#### Information supplied
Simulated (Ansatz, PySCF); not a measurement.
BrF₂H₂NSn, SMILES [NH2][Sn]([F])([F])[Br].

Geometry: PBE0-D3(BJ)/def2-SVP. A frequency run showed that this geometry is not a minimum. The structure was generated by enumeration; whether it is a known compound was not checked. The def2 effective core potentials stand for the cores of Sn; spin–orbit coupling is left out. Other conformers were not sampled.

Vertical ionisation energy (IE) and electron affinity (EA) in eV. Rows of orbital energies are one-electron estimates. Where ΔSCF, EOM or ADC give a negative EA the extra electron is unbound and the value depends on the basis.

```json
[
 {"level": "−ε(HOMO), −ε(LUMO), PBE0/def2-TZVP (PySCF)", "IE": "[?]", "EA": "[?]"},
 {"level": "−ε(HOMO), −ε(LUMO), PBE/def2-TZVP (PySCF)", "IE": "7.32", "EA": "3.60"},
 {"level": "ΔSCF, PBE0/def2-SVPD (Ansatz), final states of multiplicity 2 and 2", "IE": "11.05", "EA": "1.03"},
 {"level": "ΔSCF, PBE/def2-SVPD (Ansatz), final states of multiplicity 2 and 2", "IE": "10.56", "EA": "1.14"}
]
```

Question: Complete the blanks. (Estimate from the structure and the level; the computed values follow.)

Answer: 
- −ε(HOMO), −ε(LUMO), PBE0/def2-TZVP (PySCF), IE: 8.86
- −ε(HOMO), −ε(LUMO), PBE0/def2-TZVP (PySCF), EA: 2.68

#### Assignment
All entries must be printed exactly, with nothing omitted.

#### Your response
Simulated (Ansatz, PySCF); not a measurement.
BrF₂H₂NSn, SMILES [NH2][Sn]([F])([F])[Br].

Geometry: PBE0-D3(BJ)/def2-SVP. A frequency run showed that this geometry is not a minimum. The structure was generated by enumeration; whether it is a known compound was not checked. The def2 effective core potentials stand for the cores of Sn; spin–orbit coupling is left out. Other conformers were not sampled.

Vertical ionisation energy (IE) and electron affinity (EA) in eV. Rows of orbital energies are one-electron estimates. Where ΔSCF, EOM or ADC give a negative EA the extra electron is unbound and the value depends on the basis.

```json
[
 {"level": "−ε(HOMO), −ε(LUMO), PBE0/def2-TZVP (PySCF)", "IE": "[?]", "EA": "[?]"},
 {"level": "−ε(HOMO), −ε(LUMO), PBE/def2-TZVP (PySCF)", "IE": "7.32", "EA": "3.60"},
 {"level": "ΔSCF, PBE0/def2-SVPD (Ansatz), final states of multiplicity 2 and 2", "IE": "11.05", "EA": "1.03"},
 {"level": "ΔSCF, PBE/def2-SVPD (Ansatz), final states of multiplicity 2 and 2", "IE": "10.56", "EA": "1.14"}
]
```

Question: Complete the blanks. (Estimate from the structure and the level; the computed values follow.)

Answer: 
- −ε(HOMO), −ε(LUMO), PBE0/def2-TZVP (PySCF), IE: 8.86
- −ε(HOMO), −ε(LUMO), PBE0/def2-TZVP (PySCF), EA: 2.68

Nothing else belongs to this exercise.